▶ _ACTION ITEM_:
Copy every line of the material below exactly.

▶ _INFORMATION SUPPLIED_:
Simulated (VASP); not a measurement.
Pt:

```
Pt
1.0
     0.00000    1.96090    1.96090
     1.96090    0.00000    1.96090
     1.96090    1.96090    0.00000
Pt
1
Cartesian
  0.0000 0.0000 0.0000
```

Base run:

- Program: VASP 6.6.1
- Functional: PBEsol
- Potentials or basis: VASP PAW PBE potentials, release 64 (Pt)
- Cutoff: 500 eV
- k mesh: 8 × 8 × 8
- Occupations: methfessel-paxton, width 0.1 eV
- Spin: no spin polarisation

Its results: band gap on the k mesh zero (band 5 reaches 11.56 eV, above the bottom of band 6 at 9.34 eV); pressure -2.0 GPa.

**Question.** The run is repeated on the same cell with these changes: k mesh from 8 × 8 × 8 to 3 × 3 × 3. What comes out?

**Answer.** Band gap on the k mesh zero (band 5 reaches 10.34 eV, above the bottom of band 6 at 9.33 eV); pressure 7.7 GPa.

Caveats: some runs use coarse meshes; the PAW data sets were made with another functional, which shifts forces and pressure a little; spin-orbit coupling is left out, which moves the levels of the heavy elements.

▶ _TASK OUTPUT_:
Simulated (VASP); not a measurement.
Pt:

```
Pt
1.0
     0.00000    1.96090    1.96090
     1.96090    0.00000    1.96090
     1.96090    1.96090    0.00000
Pt
1
Cartesian
  0.0000 0.0000 0.0000
```

Base run:

- Program: VASP 6.6.1
- Functional: PBEsol
- Potentials or basis: VASP PAW PBE potentials, release 64 (Pt)
- Cutoff: 500 eV
- k mesh: 8 × 8 × 8
- Occupations: methfessel-paxton, width 0.1 eV
- Spin: no spin polarisation

Its results: band gap on the k mesh zero (band 5 reaches 11.56 eV, above the bottom of band 6 at 9.34 eV); pressure -2.0 GPa.

**Question.** The run is repeated on the same cell with these changes: k mesh from 8 × 8 × 8 to 3 × 3 × 3. What comes out?

**Answer.** Band gap on the k mesh zero (band 5 reaches 10.34 eV, above the bottom of band 6 at 9.33 eV); pressure 7.7 GPa.

Caveats: some runs use coarse meshes; the PAW data sets were made with another functional, which shifts forces and pressure a little; spin-orbit coupling is left out, which moves the levels of the heavy elements.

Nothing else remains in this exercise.